- [Required action]: Among the lines of data below, reproduce only those from the one with "Theory: tblite, GFN2-xTB" through the one with "Is this structure", exactly as they stand, both ends included.

- [Extracted entries]:
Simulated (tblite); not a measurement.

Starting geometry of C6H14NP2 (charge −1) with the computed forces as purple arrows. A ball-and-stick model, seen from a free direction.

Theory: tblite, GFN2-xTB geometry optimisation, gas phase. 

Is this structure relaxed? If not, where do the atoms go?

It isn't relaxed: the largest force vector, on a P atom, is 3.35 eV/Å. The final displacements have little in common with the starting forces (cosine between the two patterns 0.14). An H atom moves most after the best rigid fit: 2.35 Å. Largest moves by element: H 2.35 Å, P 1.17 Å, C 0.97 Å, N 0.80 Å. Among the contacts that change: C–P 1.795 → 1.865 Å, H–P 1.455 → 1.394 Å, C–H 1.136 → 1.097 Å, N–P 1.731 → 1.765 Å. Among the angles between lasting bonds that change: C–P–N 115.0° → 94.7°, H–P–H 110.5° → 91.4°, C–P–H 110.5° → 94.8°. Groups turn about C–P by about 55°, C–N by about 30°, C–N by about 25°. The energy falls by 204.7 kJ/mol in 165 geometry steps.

- [Answer section]:
Theory: tblite, GFN2-xTB geometry optimisation, gas phase. 

Is this structure relaxed? If not, where do the atoms go?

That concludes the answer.